▶ [Exercise] Give back the listing word for word, from top to bottom.

▶ [Data extracts]
*** Begin section ***
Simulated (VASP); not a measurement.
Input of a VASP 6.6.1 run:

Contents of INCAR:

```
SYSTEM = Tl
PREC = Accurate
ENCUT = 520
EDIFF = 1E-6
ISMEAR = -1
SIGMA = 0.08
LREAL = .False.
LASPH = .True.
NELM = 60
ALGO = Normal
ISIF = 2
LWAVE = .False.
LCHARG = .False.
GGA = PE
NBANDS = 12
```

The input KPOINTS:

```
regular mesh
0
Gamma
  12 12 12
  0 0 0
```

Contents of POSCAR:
*** End section ***

▶ [Task solution]
Simulated (VASP); not a measurement.
Input of a VASP 6.6.1 run:

Contents of INCAR:

```
SYSTEM = Tl
PREC = Accurate
ENCUT = 520
EDIFF = 1E-6
ISMEAR = -1
SIGMA = 0.08
LREAL = .False.
LASPH = .True.
NELM = 60
ALGO = Normal
ISIF = 2
LWAVE = .False.
LCHARG = .False.
GGA = PE
NBANDS = 12
```

The input KPOINTS:

```
regular mesh
0
Gamma
  12 12 12
  0 0 0
```

Contents of POSCAR:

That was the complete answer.